Material provided:
****************************************

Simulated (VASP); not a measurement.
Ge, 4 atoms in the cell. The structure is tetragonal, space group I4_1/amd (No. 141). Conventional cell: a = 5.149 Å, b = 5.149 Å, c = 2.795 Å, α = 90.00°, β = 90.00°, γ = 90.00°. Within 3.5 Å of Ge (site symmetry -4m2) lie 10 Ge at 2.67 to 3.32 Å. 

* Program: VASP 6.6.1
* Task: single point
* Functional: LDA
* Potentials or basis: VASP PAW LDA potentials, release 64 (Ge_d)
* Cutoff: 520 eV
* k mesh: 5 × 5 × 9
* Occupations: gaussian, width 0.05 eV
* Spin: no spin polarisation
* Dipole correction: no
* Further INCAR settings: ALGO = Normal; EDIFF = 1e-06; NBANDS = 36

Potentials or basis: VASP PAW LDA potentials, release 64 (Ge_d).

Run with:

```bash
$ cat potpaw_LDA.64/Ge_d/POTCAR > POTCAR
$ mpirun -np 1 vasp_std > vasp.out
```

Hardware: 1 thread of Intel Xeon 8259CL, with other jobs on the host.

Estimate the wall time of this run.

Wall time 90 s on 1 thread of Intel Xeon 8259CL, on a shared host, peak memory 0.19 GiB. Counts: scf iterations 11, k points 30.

****************************************

Task item: Everything starting at the line containing "Cutoff: 520 eV" and ending at the line containing "Estimate the wall time of this run." in the records above should be repeated exactly, and only that.

Your solution:
* Cutoff: 520 eV
* k mesh: 5 × 5 × 9
* Occupations: gaussian, width 0.05 eV
* Spin: no spin polarisation
* Dipole correction: no
* Further INCAR settings: ALGO = Normal; EDIFF = 1e-06; NBANDS = 36

Potentials or basis: VASP PAW LDA potentials, release 64 (Ge_d).

Run with:

```bash
$ cat potpaw_LDA.64/Ge_d/POTCAR > POTCAR
$ mpirun -np 1 vasp_std > vasp.out
```

Hardware: 1 thread of Intel Xeon 8259CL, with other jobs on the host.

Estimate the wall time of this run.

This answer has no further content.